• _Raw data_
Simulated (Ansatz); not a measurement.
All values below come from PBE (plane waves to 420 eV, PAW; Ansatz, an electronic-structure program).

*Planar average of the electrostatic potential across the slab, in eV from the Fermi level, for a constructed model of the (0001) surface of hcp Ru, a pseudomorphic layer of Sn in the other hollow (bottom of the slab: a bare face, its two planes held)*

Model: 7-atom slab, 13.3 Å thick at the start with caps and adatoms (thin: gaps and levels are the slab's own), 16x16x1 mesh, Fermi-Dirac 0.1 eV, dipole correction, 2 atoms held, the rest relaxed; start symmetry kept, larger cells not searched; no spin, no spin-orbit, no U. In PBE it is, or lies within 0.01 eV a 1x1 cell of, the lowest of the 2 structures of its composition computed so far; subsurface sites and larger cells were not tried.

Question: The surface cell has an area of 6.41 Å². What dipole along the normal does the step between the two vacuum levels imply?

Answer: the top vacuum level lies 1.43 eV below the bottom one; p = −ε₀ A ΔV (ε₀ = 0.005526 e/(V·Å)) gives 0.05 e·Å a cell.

• _Assigned task_
Only one stretch is wanted, so please give again exactly the lines from the start of the data through the line containing "two planes held)*", both ends included.

• _Your response_
Simulated (Ansatz); not a measurement.
All values below come from PBE (plane waves to 420 eV, PAW; Ansatz, an electronic-structure program).

*Planar average of the electrostatic potential across the slab, in eV from the Fermi level, for a constructed model of the (0001) surface of hcp Ru, a pseudomorphic layer of Sn in the other hollow (bottom of the slab: a bare face, its two planes held)*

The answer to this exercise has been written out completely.